▶ [PROVIDED MATERIAL]:
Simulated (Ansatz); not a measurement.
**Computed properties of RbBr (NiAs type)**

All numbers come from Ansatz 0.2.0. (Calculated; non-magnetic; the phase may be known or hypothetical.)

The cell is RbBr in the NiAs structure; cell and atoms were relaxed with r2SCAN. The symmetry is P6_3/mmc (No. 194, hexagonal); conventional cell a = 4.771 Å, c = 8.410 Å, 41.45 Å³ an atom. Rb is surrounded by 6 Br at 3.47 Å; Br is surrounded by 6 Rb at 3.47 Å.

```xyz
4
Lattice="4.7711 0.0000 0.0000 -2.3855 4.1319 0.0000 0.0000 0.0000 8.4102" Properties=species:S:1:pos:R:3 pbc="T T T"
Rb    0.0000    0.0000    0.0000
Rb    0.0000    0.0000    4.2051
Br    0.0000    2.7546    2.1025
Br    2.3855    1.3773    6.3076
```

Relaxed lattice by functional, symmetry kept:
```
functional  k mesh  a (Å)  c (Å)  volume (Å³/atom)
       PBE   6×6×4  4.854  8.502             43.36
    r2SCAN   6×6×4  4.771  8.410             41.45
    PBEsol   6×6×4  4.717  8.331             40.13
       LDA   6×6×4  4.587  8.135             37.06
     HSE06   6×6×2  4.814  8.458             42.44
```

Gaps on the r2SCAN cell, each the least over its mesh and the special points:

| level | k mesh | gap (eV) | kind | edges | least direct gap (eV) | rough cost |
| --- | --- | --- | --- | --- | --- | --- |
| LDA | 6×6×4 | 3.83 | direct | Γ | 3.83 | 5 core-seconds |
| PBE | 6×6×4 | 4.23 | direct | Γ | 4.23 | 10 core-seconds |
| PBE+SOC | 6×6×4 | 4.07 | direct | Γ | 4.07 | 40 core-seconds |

▶ [ACTIVITY]: Beginning at the first line of the data above, retype each line until you reach the line containing "All numbers come", and include that one too. Add nothing else.

▶ [EXERCISE RESPONSE]:
Simulated (Ansatz); not a measurement.
**Computed properties of RbBr (NiAs type)**

All numbers come from Ansatz 0.2.0. (Calculated; non-magnetic; the phase may be known or hypothetical.)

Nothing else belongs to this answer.